§ Assignment:
Every line of the material below, from the top through the line with "- Functional: RPBE", should be reproduced exactly.

§ Provided data:
□ □ □

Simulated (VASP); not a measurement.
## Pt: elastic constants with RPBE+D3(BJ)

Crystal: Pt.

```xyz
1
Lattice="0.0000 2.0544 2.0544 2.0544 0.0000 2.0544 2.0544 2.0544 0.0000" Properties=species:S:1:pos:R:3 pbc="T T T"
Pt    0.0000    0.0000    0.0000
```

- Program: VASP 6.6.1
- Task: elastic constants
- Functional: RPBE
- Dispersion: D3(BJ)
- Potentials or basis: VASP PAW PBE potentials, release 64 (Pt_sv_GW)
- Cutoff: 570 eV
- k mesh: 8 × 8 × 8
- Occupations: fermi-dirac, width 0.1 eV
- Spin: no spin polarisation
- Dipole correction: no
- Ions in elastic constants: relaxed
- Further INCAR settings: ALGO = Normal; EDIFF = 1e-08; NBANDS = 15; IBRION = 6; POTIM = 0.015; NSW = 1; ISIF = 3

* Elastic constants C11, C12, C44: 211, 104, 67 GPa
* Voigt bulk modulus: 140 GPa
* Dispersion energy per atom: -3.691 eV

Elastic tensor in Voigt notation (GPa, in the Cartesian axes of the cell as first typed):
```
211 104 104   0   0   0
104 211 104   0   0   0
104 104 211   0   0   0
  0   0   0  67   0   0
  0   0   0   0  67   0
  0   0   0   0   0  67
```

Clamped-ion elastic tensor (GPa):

□ □ □

§ Response box:
Simulated (VASP); not a measurement.
## Pt: elastic constants with RPBE+D3(BJ)

Crystal: Pt.

```xyz
1
Lattice="0.0000 2.0544 2.0544 2.0544 0.0000 2.0544 2.0544 2.0544 0.0000" Properties=species:S:1:pos:R:3 pbc="T T T"
Pt    0.0000    0.0000    0.0000
```

- Program: VASP 6.6.1
- Task: elastic constants
- Functional: RPBE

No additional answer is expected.